> **Exercise**
Please print the entries below exactly, from the line with "One way to write" through the line with "Caveat: the cell", including both of those lines and leaving out all others.

> **Supplied entries**
****************

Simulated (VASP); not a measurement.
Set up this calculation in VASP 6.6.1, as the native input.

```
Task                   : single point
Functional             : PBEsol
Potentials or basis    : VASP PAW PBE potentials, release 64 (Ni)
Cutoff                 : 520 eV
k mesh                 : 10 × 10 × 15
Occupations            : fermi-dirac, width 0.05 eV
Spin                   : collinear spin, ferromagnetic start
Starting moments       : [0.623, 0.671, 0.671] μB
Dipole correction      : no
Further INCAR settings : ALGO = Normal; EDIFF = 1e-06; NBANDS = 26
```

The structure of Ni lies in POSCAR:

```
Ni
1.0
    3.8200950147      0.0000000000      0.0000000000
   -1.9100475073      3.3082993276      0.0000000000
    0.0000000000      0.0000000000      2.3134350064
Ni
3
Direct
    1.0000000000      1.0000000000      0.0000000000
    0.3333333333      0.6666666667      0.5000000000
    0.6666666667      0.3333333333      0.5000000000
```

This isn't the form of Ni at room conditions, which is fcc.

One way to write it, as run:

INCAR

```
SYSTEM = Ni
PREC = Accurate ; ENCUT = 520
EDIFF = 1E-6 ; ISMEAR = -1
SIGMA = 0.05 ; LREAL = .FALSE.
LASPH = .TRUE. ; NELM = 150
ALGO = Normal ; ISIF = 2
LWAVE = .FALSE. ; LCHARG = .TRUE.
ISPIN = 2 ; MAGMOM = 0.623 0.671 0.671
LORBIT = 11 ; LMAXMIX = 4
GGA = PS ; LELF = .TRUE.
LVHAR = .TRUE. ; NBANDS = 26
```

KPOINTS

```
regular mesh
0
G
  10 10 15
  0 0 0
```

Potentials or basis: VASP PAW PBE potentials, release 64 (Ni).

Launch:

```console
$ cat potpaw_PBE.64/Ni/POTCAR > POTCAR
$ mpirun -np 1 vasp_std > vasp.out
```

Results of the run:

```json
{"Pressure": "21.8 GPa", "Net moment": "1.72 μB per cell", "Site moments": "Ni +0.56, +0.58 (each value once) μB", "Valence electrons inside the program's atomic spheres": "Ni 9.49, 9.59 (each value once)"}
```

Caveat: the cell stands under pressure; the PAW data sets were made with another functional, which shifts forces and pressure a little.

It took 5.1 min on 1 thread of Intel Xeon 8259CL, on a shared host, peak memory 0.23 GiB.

****************

> **Response box**
One way to write it, as run:

INCAR

```
SYSTEM = Ni
PREC = Accurate ; ENCUT = 520
EDIFF = 1E-6 ; ISMEAR = -1
SIGMA = 0.05 ; LREAL = .FALSE.
LASPH = .TRUE. ; NELM = 150
ALGO = Normal ; ISIF = 2
LWAVE = .FALSE. ; LCHARG = .TRUE.
ISPIN = 2 ; MAGMOM = 0.623 0.671 0.671
LORBIT = 11 ; LMAXMIX = 4
GGA = PS ; LELF = .TRUE.
LVHAR = .TRUE. ; NBANDS = 26
```

KPOINTS

```
regular mesh
0
G
  10 10 15
  0 0 0
```

Potentials or basis: VASP PAW PBE potentials, release 64 (Ni).

Launch:

```console
$ cat potpaw_PBE.64/Ni/POTCAR > POTCAR
$ mpirun -np 1 vasp_std > vasp.out
```

Results of the run:

```json
{"Pressure": "21.8 GPa", "Net moment": "1.72 μB per cell", "Site moments": "Ni +0.56, +0.58 (each value once) μB", "Valence electrons inside the program's atomic spheres": "Ni 9.49, 9.59 (each value once)"}
```

Caveat: the cell stands under pressure; the PAW data sets were made with another functional, which shifts forces and pressure a little.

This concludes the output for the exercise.